• **WORK TASK**
Give back exactly the first lines of the entries below, through the line with "Formally Ni is".

*** SUPPLIED MATERIAL Section Begins ***
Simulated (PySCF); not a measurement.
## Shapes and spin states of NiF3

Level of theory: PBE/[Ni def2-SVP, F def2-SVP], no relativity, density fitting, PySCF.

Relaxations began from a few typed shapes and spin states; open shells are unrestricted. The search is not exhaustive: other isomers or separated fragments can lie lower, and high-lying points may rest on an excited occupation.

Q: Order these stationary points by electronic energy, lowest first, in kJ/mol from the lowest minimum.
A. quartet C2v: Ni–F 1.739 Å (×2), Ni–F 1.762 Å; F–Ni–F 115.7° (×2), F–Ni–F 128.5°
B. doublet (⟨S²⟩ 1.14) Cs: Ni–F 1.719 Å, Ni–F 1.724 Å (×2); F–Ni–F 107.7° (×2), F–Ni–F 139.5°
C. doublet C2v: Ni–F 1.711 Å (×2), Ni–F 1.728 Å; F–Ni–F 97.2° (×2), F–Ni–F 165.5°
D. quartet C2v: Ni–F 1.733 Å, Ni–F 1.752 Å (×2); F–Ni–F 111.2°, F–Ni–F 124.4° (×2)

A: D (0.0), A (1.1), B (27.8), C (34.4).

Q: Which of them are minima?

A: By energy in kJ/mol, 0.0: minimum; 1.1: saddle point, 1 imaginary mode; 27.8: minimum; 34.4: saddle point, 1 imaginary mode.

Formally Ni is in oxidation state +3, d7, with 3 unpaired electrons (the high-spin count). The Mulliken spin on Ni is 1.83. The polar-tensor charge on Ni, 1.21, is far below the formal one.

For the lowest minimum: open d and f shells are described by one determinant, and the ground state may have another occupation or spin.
*** SUPPLIED MATERIAL Section Ends ***

• **REPLY**
Simulated (PySCF); not a measurement.
## Shapes and spin states of NiF3

Level of theory: PBE/[Ni def2-SVP, F def2-SVP], no relativity, density fitting, PySCF.

Relaxations began from a few typed shapes and spin states; open shells are unrestricted. The search is not exhaustive: other isomers or separated fragments can lie lower, and high-lying points may rest on an excited occupation.

Q: Order these stationary points by electronic energy, lowest first, in kJ/mol from the lowest minimum.
A. quartet C2v: Ni–F 1.739 Å (×2), Ni–F 1.762 Å; F–Ni–F 115.7° (×2), F–Ni–F 128.5°
B. doublet (⟨S²⟩ 1.14) Cs: Ni–F 1.719 Å, Ni–F 1.724 Å (×2); F–Ni–F 107.7° (×2), F–Ni–F 139.5°
C. doublet C2v: Ni–F 1.711 Å (×2), Ni–F 1.728 Å; F–Ni–F 97.2° (×2), F–Ni–F 165.5°
D. quartet C2v: Ni–F 1.733 Å, Ni–F 1.752 Å (×2); F–Ni–F 111.2°, F–Ni–F 124.4° (×2)

A: D (0.0), A (1.1), B (27.8), C (34.4).

Q: Which of them are minima?

A: By energy in kJ/mol, 0.0: minimum; 1.1: saddle point, 1 imaginary mode; 27.8: minimum; 34.4: saddle point, 1 imaginary mode.

Formally Ni is in oxidation state +3, d7, with 3 unpaired electrons (the high-spin count). The Mulliken spin on Ni is 1.83. The polar-tensor charge on Ni, 1.21, is far below the formal one.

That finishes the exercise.